* **Work request**
Take the records below from their first line to the line with "Ansatz 0.2.0 |", and restate those lines word for word.

* **Material provided**
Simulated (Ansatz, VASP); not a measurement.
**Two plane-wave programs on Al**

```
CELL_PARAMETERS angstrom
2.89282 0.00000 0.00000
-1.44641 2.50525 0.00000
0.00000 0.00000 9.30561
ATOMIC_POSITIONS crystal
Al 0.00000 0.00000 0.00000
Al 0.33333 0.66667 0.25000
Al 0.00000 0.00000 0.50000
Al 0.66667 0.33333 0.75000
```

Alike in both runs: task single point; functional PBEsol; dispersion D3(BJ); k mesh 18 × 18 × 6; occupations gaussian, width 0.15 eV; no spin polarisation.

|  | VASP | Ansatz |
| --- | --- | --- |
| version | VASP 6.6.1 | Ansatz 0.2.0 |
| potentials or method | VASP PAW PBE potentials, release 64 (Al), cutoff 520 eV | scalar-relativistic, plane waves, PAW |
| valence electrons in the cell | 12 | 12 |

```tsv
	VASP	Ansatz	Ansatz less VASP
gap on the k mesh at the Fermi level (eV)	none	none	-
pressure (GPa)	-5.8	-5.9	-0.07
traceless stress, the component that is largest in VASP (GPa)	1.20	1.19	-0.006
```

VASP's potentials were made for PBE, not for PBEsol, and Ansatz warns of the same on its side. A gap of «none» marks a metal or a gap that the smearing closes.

* **Solution**
Simulated (Ansatz, VASP); not a measurement.
**Two plane-wave programs on Al**

```
CELL_PARAMETERS angstrom
2.89282 0.00000 0.00000
-1.44641 2.50525 0.00000
0.00000 0.00000 9.30561
ATOMIC_POSITIONS crystal
Al 0.00000 0.00000 0.00000
Al 0.33333 0.66667 0.25000
Al 0.00000 0.00000 0.50000
Al 0.66667 0.33333 0.75000
```

Alike in both runs: task single point; functional PBEsol; dispersion D3(BJ); k mesh 18 × 18 × 6; occupations gaussian, width 0.15 eV; no spin polarisation.

|  | VASP | Ansatz |
| --- | --- | --- |
| version | VASP 6.6.1 | Ansatz 0.2.0 |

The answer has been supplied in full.